REQUIRED ACTION —
Produce an exact transcription of every entry.

[GIVEN ENTRIES Boundary: Start]

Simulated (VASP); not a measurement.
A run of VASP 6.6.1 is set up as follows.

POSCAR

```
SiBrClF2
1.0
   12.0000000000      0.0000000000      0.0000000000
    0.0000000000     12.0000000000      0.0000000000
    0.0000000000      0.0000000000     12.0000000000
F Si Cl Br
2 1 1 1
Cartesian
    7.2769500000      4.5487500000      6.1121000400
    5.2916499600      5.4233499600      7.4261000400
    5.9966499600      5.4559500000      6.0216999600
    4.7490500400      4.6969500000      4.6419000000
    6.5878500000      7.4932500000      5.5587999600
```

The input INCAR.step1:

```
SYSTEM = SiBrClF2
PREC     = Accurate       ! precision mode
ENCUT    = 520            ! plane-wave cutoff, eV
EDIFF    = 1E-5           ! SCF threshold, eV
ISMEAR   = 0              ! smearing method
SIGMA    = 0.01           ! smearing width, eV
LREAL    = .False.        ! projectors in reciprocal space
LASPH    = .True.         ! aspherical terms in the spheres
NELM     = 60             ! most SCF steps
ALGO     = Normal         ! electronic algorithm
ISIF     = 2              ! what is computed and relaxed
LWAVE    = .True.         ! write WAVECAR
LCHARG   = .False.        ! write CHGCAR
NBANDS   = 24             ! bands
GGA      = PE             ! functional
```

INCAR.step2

[GIVEN ENTRIES Boundary: End]

ANSWER SECTION —
Simulated (VASP); not a measurement.
A run of VASP 6.6.1 is set up as follows.

POSCAR

```
SiBrClF2
1.0
   12.0000000000      0.0000000000      0.0000000000
    0.0000000000     12.0000000000      0.0000000000
    0.0000000000      0.0000000000     12.0000000000
F Si Cl Br
2 1 1 1
Cartesian
    7.2769500000      4.5487500000      6.1121000400
    5.2916499600      5.4233499600      7.4261000400
    5.9966499600      5.4559500000      6.0216999600
    4.7490500400      4.6969500000      4.6419000000
    6.5878500000      7.4932500000      5.5587999600
```

The input INCAR.step1:

```
SYSTEM = SiBrClF2
PREC     = Accurate       ! precision mode
ENCUT    = 520            ! plane-wave cutoff, eV
EDIFF    = 1E-5           ! SCF threshold, eV
ISMEAR   = 0              ! smearing method
SIGMA    = 0.01           ! smearing width, eV
LREAL    = .False.        ! projectors in reciprocal space
LASPH    = .True.         ! aspherical terms in the spheres
NELM     = 60             ! most SCF steps
ALGO     = Normal         ! electronic algorithm
ISIF     = 2              ! what is computed and relaxed
LWAVE    = .True.         ! write WAVECAR
LCHARG   = .False.        ! write CHGCAR
NBANDS   = 24             ! bands
GGA      = PE             ! functional
```

INCAR.step2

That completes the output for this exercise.